* REQUIRED ACTION *
Transcribe the data that follows. Match it character for character.

* EXTRACTED RECORDS *
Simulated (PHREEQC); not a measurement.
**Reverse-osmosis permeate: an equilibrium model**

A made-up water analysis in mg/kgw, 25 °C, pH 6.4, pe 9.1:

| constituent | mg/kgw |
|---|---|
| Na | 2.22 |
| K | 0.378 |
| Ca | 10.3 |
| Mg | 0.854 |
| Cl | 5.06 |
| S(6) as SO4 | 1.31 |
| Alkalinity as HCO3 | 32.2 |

* RESPONSE *
Simulated (PHREEQC); not a measurement.
**Reverse-osmosis permeate: an equilibrium model**

A made-up water analysis in mg/kgw, 25 °C, pH 6.4, pe 9.1:

| constituent | mg/kgw |
|---|---|
| Na | 2.22 |
| K | 0.378 |
| Ca | 10.3 |
| Mg | 0.854 |
| Cl | 5.06 |
| S(6) as SO4 | 1.31 |
| Alkalinity as HCO3 | 32.2 |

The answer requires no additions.